Given entries
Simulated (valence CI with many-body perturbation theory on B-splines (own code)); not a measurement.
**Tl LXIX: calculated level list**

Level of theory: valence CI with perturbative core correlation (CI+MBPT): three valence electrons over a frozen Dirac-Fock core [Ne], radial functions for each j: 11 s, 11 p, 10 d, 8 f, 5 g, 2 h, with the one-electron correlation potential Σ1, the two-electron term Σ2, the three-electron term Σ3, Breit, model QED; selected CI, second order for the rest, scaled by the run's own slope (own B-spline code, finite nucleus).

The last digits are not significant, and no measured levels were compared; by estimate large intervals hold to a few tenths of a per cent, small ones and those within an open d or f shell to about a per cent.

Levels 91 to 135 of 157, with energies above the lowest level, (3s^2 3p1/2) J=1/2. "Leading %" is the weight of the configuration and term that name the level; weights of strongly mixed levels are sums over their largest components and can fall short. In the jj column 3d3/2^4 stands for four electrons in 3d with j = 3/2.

Work order
So that nothing is lost, retype every entry in the listing above exactly.

Your response
Simulated (valence CI with many-body perturbation theory on B-splines (own code)); not a measurement.
**Tl LXIX: calculated level list**

Level of theory: valence CI with perturbative core correlation (CI+MBPT): three valence electrons over a frozen Dirac-Fock core [Ne], radial functions for each j: 11 s, 11 p, 10 d, 8 f, 5 g, 2 h, with the one-electron correlation potential Σ1, the two-electron term Σ2, the three-electron term Σ3, Breit, model QED; selected CI, second order for the rest, scaled by the run's own slope (own B-spline code, finite nucleus).

The last digits are not significant, and no measured levels were compared; by estimate large intervals hold to a few tenths of a per cent, small ones and those within an open d or f shell to about a per cent.

Levels 91 to 135 of 157, with energies above the lowest level, (3s^2 3p1/2) J=1/2. "Leading %" is the weight of the configuration and term that name the level; weights of strongly mixed levels are sums over their largest components and can fall short. In the jj column 3d3/2^4 stands for four electrons in 3d with j = 3/2.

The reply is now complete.